#### SOURCE INFORMATION:
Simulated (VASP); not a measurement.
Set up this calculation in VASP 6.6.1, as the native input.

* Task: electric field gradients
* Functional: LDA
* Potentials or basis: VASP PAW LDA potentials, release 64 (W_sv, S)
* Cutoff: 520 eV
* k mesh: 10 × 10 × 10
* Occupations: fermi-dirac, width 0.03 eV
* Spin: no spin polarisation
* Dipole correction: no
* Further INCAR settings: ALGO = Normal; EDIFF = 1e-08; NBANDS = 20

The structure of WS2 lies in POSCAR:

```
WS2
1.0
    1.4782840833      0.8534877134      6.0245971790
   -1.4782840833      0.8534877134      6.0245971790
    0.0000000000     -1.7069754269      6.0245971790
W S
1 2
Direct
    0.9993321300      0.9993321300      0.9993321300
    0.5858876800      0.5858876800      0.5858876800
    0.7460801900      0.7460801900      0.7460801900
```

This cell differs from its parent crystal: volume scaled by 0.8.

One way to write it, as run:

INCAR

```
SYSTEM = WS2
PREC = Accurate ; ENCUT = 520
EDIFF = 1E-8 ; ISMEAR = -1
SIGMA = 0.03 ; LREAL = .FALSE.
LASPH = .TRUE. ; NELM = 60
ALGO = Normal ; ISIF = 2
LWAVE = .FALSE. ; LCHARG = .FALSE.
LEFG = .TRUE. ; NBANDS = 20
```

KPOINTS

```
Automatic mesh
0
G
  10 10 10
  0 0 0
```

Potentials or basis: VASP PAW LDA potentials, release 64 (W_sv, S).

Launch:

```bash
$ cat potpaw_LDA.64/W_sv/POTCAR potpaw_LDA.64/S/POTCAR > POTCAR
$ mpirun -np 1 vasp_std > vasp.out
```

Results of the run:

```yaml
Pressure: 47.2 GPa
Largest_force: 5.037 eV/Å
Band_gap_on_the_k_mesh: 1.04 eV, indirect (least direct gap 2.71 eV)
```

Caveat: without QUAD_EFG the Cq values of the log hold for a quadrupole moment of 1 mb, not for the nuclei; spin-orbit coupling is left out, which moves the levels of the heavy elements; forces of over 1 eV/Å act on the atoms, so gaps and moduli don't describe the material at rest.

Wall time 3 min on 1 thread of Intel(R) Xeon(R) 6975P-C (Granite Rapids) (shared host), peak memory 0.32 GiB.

#### WORK REQUEST:
Exactly as written, please reproduce the lines from the first line of the data to the line containing "10 × 10 × 10", inclusive, and nothing else.

#### RESPONSE BOX:
Simulated (VASP); not a measurement.
Set up this calculation in VASP 6.6.1, as the native input.

* Task: electric field gradients
* Functional: LDA
* Potentials or basis: VASP PAW LDA potentials, release 64 (W_sv, S)
* Cutoff: 520 eV
* k mesh: 10 × 10 × 10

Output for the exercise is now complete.